──────── Material shown ────────

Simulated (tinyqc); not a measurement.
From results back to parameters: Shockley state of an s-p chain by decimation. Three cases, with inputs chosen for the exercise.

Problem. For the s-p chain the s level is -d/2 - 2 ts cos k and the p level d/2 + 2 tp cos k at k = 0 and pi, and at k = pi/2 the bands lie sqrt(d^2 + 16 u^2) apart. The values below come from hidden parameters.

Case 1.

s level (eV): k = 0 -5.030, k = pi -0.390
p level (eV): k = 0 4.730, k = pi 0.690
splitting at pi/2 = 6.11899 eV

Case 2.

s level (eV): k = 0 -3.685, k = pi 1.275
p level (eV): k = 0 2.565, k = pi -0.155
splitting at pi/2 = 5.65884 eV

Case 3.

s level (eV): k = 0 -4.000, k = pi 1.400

────────

- Work request:
What is needed is the data above, output in full and exactly as it stands.

- Your solution:
Simulated (tinyqc); not a measurement.
From results back to parameters: Shockley state of an s-p chain by decimation. Three cases, with inputs chosen for the exercise.

Problem. For the s-p chain the s level is -d/2 - 2 ts cos k and the p level d/2 + 2 tp cos k at k = 0 and pi, and at k = pi/2 the bands lie sqrt(d^2 + 16 u^2) apart. The values below come from hidden parameters.

Case 1.

s level (eV): k = 0 -5.030, k = pi -0.390
p level (eV): k = 0 4.730, k = pi 0.690
splitting at pi/2 = 6.11899 eV

Case 2.

s level (eV): k = 0 -3.685, k = pi 1.275
p level (eV): k = 0 2.565, k = pi -0.155
splitting at pi/2 = 5.65884 eV

Case 3.

s level (eV): k = 0 -4.000, k = pi 1.400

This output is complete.